[Activity] Begin at the top of the following data. Copy each line exactly until you have copied the line containing "Main program and".

──────── Entries provided

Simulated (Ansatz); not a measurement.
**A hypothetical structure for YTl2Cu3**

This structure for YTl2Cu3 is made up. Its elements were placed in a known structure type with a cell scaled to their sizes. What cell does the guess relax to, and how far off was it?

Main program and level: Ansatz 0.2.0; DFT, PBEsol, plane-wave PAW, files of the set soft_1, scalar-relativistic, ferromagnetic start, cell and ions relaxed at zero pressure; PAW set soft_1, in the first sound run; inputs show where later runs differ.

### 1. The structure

────────────────

[Written reply]
Simulated (Ansatz); not a measurement.
**A hypothetical structure for YTl2Cu3**

This structure for YTl2Cu3 is made up. Its elements were placed in a known structure type with a cell scaled to their sizes. What cell does the guess relax to, and how far off was it?

Main program and level: Ansatz 0.2.0; DFT, PBEsol, plane-wave PAW, files of the set soft_1, scalar-relativistic, ferromagnetic start, cell and ions relaxed at zero pressure; PAW set soft_1, in the first sound run; inputs show where later runs differ.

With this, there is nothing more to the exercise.